### Work instruction
Restate word for word the lines of the material below, from the line with "### 1 The system" to the line with "### 3 The input behind the calls", both lines included, and no others.

___ Raw data ___

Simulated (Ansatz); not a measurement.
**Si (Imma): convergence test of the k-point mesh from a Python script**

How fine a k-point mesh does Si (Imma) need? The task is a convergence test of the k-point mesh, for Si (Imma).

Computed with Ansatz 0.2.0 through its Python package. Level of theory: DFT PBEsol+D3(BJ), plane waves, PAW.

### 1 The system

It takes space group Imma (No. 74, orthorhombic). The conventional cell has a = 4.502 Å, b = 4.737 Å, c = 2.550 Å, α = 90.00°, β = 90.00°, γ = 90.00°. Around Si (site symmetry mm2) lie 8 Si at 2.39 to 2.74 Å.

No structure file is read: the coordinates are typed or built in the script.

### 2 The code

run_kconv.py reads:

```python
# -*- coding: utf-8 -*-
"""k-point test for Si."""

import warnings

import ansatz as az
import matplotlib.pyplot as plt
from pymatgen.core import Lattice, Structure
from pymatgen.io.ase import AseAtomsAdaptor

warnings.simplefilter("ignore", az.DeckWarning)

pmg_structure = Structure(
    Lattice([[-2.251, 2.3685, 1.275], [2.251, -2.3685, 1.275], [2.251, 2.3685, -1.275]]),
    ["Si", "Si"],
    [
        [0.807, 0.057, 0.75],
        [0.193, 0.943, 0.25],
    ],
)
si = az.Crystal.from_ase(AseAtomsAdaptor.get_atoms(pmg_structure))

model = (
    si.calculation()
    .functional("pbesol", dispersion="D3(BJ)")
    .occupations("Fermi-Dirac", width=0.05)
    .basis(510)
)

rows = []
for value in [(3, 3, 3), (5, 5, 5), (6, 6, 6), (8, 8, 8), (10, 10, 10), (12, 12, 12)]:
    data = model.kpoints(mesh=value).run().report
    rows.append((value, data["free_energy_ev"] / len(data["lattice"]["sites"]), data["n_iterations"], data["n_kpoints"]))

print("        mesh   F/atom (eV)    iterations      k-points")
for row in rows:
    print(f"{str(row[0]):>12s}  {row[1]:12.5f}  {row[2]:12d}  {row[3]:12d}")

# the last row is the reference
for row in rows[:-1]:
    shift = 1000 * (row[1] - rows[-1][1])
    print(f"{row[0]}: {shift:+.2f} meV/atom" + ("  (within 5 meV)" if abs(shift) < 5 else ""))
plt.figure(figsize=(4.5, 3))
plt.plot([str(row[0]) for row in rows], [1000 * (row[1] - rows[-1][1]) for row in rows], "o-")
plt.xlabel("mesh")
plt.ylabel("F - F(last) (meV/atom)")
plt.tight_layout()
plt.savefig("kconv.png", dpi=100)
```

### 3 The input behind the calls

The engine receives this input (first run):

___

### Your response
### 1 The system

It takes space group Imma (No. 74, orthorhombic). The conventional cell has a = 4.502 Å, b = 4.737 Å, c = 2.550 Å, α = 90.00°, β = 90.00°, γ = 90.00°. Around Si (site symmetry mm2) lie 8 Si at 2.39 to 2.74 Å.

No structure file is read: the coordinates are typed or built in the script.

### 2 The code

run_kconv.py reads:

```python
# -*- coding: utf-8 -*-
"""k-point test for Si."""

import warnings

import ansatz as az
import matplotlib.pyplot as plt
from pymatgen.core import Lattice, Structure
from pymatgen.io.ase import AseAtomsAdaptor

warnings.simplefilter("ignore", az.DeckWarning)

pmg_structure = Structure(
    Lattice([[-2.251, 2.3685, 1.275], [2.251, -2.3685, 1.275], [2.251, 2.3685, -1.275]]),
    ["Si", "Si"],
    [
        [0.807, 0.057, 0.75],
        [0.193, 0.943, 0.25],
    ],
)
si = az.Crystal.from_ase(AseAtomsAdaptor.get_atoms(pmg_structure))

model = (
    si.calculation()
    .functional("pbesol", dispersion="D3(BJ)")
    .occupations("Fermi-Dirac", width=0.05)
    .basis(510)
)

rows = []
for value in [(3, 3, 3), (5, 5, 5), (6, 6, 6), (8, 8, 8), (10, 10, 10), (12, 12, 12)]:
    data = model.kpoints(mesh=value).run().report
    rows.append((value, data["free_energy_ev"] / len(data["lattice"]["sites"]), data["n_iterations"], data["n_kpoints"]))

print("        mesh   F/atom (eV)    iterations      k-points")
for row in rows:
    print(f"{str(row[0]):>12s}  {row[1]:12.5f}  {row[2]:12d}  {row[3]:12d}")

# the last row is the reference
for row in rows[:-1]:
    shift = 1000 * (row[1] - rows[-1][1])
    print(f"{row[0]}: {shift:+.2f} meV/atom" + ("  (within 5 meV)" if abs(shift) < 5 else ""))
plt.figure(figsize=(4.5, 3))
plt.plot([str(row[0]) for row in rows], [1000 * (row[1] - rows[-1][1]) for row in rows], "o-")
plt.xlabel("mesh")
plt.ylabel("F - F(last) (meV/atom)")
plt.tight_layout()
plt.savefig("kconv.png", dpi=100)
```

### 3 The input behind the calls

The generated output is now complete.